*SOURCE DATA*
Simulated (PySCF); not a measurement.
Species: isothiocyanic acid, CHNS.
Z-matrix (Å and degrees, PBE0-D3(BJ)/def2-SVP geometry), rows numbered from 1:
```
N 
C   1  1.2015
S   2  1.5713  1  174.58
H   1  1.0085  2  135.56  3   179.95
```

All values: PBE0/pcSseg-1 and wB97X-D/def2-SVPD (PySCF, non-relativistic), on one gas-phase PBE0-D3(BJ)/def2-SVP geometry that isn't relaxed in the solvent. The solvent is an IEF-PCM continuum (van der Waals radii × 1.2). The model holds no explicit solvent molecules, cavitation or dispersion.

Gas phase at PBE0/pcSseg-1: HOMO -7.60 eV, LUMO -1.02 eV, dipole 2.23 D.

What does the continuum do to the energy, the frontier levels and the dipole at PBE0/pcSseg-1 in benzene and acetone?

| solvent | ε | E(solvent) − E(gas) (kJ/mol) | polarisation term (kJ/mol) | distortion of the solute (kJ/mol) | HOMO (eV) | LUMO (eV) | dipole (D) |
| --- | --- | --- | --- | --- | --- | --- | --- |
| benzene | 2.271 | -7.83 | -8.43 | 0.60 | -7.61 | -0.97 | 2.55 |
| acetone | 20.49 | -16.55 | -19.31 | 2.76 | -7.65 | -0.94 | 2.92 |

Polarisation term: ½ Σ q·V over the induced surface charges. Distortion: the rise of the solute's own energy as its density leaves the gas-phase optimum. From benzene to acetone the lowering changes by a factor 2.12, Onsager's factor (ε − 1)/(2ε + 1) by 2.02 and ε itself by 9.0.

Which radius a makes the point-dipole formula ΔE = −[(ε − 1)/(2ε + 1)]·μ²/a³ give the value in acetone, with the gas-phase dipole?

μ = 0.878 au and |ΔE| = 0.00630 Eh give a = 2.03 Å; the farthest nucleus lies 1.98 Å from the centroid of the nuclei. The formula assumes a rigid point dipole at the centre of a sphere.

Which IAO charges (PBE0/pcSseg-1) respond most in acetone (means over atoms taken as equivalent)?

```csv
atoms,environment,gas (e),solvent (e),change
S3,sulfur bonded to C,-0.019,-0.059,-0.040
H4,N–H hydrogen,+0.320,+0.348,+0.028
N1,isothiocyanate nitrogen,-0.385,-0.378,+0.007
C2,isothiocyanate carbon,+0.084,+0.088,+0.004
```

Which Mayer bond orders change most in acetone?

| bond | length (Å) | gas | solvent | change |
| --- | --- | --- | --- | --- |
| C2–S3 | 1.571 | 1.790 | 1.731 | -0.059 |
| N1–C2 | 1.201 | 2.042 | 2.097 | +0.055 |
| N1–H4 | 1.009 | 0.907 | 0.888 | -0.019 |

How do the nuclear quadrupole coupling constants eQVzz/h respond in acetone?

*WORK INSTRUCTION*
Exactly those lines that run from the start of the listing to the line containing "What does the" should be output, and no others.

*WRITTEN REPLY*
Simulated (PySCF); not a measurement.
Species: isothiocyanic acid, CHNS.
Z-matrix (Å and degrees, PBE0-D3(BJ)/def2-SVP geometry), rows numbered from 1:
```
N 
C   1  1.2015
S   2  1.5713  1  174.58
H   1  1.0085  2  135.56  3   179.95
```

All values: PBE0/pcSseg-1 and wB97X-D/def2-SVPD (PySCF, non-relativistic), on one gas-phase PBE0-D3(BJ)/def2-SVP geometry that isn't relaxed in the solvent. The solvent is an IEF-PCM continuum (van der Waals radii × 1.2). The model holds no explicit solvent molecules, cavitation or dispersion.

Gas phase at PBE0/pcSseg-1: HOMO -7.60 eV, LUMO -1.02 eV, dipole 2.23 D.

What does the continuum do to the energy, the frontier levels and the dipole at PBE0/pcSseg-1 in benzene and acetone?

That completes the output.